##############################

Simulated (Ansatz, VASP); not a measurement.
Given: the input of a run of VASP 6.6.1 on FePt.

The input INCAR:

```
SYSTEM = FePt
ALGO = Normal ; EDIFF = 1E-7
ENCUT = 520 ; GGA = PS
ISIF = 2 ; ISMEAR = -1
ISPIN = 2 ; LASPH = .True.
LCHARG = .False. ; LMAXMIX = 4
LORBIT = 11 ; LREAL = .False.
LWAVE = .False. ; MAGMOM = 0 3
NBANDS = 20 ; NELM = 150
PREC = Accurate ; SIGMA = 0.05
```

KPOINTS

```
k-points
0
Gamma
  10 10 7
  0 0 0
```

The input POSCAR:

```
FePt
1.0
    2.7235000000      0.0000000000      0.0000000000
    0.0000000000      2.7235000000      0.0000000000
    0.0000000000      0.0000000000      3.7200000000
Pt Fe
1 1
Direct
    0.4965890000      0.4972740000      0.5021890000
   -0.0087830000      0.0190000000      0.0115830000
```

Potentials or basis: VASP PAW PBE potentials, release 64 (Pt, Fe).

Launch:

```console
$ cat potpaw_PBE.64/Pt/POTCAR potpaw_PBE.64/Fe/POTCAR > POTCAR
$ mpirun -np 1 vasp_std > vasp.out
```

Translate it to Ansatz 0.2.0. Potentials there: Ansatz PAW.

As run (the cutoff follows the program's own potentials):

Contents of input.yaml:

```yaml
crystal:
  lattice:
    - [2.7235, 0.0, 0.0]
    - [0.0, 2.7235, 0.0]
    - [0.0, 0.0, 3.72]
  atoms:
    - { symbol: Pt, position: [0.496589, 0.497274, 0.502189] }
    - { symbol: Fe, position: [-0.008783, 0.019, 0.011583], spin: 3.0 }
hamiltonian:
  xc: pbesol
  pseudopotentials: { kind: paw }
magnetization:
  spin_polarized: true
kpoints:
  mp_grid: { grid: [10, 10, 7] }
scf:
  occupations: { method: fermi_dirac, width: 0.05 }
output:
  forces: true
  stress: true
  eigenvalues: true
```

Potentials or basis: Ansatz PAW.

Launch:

##############################

REQUIRED ACTION: Starting at the line above that contains "As run (the", repeat each line exactly up to and including the line that contains "Potentials or basis: Ansatz PAW.", and stop there.

TASK RESPONSE:
As run (the cutoff follows the program's own potentials):

Contents of input.yaml:

```yaml
crystal:
  lattice:
    - [2.7235, 0.0, 0.0]
    - [0.0, 2.7235, 0.0]
    - [0.0, 0.0, 3.72]
  atoms:
    - { symbol: Pt, position: [0.496589, 0.497274, 0.502189] }
    - { symbol: Fe, position: [-0.008783, 0.019, 0.011583], spin: 3.0 }
hamiltonian:
  xc: pbesol
  pseudopotentials: { kind: paw }
magnetization:
  spin_polarized: true
kpoints:
  mp_grid: { grid: [10, 10, 7] }
scf:
  occupations: { method: fermi_dirac, width: 0.05 }
output:
  forces: true
  stress: true
  eigenvalues: true
```

Potentials or basis: Ansatz PAW.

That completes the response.